▶ Task item
Exactly the lines from the opening of the data through the line containing "- Shifts are" should be reproduced, please, with nothing added.

=-=-=-=-=
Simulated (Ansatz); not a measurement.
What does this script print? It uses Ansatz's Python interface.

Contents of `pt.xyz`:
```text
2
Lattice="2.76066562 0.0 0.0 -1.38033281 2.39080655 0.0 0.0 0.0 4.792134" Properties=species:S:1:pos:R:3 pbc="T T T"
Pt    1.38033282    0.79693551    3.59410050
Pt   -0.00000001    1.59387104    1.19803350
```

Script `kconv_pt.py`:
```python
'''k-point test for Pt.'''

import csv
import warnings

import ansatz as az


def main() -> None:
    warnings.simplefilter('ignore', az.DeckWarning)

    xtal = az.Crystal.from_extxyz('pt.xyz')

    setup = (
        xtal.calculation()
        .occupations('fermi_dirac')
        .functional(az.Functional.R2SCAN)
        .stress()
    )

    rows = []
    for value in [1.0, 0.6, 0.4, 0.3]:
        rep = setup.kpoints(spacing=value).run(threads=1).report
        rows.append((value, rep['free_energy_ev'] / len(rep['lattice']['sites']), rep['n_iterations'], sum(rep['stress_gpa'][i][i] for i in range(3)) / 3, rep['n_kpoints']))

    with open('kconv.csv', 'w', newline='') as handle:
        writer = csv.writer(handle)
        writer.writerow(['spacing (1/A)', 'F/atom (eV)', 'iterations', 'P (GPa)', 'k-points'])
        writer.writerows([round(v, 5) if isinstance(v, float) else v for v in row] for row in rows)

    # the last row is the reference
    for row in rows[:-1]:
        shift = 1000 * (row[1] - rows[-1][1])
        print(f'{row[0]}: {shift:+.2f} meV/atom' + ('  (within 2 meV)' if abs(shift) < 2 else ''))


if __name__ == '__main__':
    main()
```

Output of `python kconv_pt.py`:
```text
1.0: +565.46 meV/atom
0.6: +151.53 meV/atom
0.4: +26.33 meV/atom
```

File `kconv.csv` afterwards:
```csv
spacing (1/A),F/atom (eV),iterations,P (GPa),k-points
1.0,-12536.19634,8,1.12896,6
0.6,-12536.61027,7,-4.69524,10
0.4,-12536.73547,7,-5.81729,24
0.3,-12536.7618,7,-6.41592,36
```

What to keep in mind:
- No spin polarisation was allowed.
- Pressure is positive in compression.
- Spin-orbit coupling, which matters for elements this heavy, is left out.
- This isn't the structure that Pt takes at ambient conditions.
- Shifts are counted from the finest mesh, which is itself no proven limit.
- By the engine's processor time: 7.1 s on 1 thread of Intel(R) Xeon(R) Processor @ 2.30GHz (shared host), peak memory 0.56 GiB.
=-=-=-=-=

▶ Solution
Simulated (Ansatz); not a measurement.
What does this script print? It uses Ansatz's Python interface.

Contents of `pt.xyz`:
```text
2
Lattice="2.76066562 0.0 0.0 -1.38033281 2.39080655 0.0 0.0 0.0 4.792134" Properties=species:S:1:pos:R:3 pbc="T T T"
Pt    1.38033282    0.79693551    3.59410050
Pt   -0.00000001    1.59387104    1.19803350
```

Script `kconv_pt.py`:
```python
'''k-point test for Pt.'''

import csv
import warnings

import ansatz as az


def main() -> None:
    warnings.simplefilter('ignore', az.DeckWarning)

    xtal = az.Crystal.from_extxyz('pt.xyz')

    setup = (
        xtal.calculation()
        .occupations('fermi_dirac')
        .functional(az.Functional.R2SCAN)
        .stress()
    )

    rows = []
    for value in [1.0, 0.6, 0.4, 0.3]:
        rep = setup.kpoints(spacing=value).run(threads=1).report
        rows.append((value, rep['free_energy_ev'] / len(rep['lattice']['sites']), rep['n_iterations'], sum(rep['stress_gpa'][i][i] for i in range(3)) / 3, rep['n_kpoints']))

    with open('kconv.csv', 'w', newline='') as handle:
        writer = csv.writer(handle)
        writer.writerow(['spacing (1/A)', 'F/atom (eV)', 'iterations', 'P (GPa)', 'k-points'])
        writer.writerows([round(v, 5) if isinstance(v, float) else v for v in row] for row in rows)

    # the last row is the reference
    for row in rows[:-1]:
        shift = 1000 * (row[1] - rows[-1][1])
        print(f'{row[0]}: {shift:+.2f} meV/atom' + ('  (within 2 meV)' if abs(shift) < 2 else ''))


if __name__ == '__main__':
    main()
```

Output of `python kconv_pt.py`:
```text
1.0: +565.46 meV/atom
0.6: +151.53 meV/atom
0.4: +26.33 meV/atom
```

File `kconv.csv` afterwards:
```csv
spacing (1/A),F/atom (eV),iterations,P (GPa),k-points
1.0,-12536.19634,8,1.12896,6
0.6,-12536.61027,7,-4.69524,10
0.4,-12536.73547,7,-5.81729,24
0.3,-12536.7618,7,-6.41592,36
```

What to keep in mind:
- No spin polarisation was allowed.
- Pressure is positive in compression.
- Spin-orbit coupling, which matters for elements this heavy, is left out.
- This isn't the structure that Pt takes at ambient conditions.
- Shifts are counted from the finest mesh, which is itself no proven limit.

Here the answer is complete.